○ ○ ○ ○

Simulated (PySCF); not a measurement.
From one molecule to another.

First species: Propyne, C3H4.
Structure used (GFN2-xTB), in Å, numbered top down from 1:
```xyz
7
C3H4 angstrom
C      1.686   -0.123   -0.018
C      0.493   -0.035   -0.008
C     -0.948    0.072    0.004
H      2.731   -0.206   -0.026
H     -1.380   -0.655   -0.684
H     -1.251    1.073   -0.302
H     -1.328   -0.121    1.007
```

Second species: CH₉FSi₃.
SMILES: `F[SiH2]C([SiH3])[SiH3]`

○ ○ ○ ○

An exact repetition of all the entries is required.

EXPECTED ANSWER:
Simulated (PySCF); not a measurement.
From one molecule to another.

First species: Propyne, C3H4.
Structure used (GFN2-xTB), in Å, numbered top down from 1:
```xyz
7
C3H4 angstrom
C      1.686   -0.123   -0.018
C      0.493   -0.035   -0.008
C     -0.948    0.072    0.004
H      2.731   -0.206   -0.026
H     -1.380   -0.655   -0.684
H     -1.251    1.073   -0.302
H     -1.328   -0.121    1.007
```

Second species: CH₉FSi₃.
SMILES: `F[SiH2]C([SiH3])[SiH3]`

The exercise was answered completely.